» **Assigned task**
Copy the complete listing that follows, letter for letter.

» **Supplied data**
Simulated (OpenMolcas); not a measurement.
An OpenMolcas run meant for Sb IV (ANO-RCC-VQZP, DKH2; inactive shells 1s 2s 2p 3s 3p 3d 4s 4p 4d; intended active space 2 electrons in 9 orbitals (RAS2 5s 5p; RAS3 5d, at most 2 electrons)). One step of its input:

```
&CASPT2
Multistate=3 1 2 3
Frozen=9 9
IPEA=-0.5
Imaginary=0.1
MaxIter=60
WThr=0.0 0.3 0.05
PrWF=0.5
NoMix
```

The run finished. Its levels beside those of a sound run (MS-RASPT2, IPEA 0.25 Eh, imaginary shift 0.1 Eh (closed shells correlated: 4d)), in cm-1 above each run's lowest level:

» **Written answer**
Simulated (OpenMolcas); not a measurement.
An OpenMolcas run meant for Sb IV (ANO-RCC-VQZP, DKH2; inactive shells 1s 2s 2p 3s 3p 3d 4s 4p 4d; intended active space 2 electrons in 9 orbitals (RAS2 5s 5p; RAS3 5d, at most 2 electrons)). One step of its input:

```
&CASPT2
Multistate=3 1 2 3
Frozen=9 9
IPEA=-0.5
Imaginary=0.1
MaxIter=60
WThr=0.0 0.3 0.05
PrWF=0.5
NoMix
```

The run finished. Its levels beside those of a sound run (MS-RASPT2, IPEA 0.25 Eh, imaginary shift 0.1 Eh (closed shells correlated: 4d)), in cm-1 above each run's lowest level:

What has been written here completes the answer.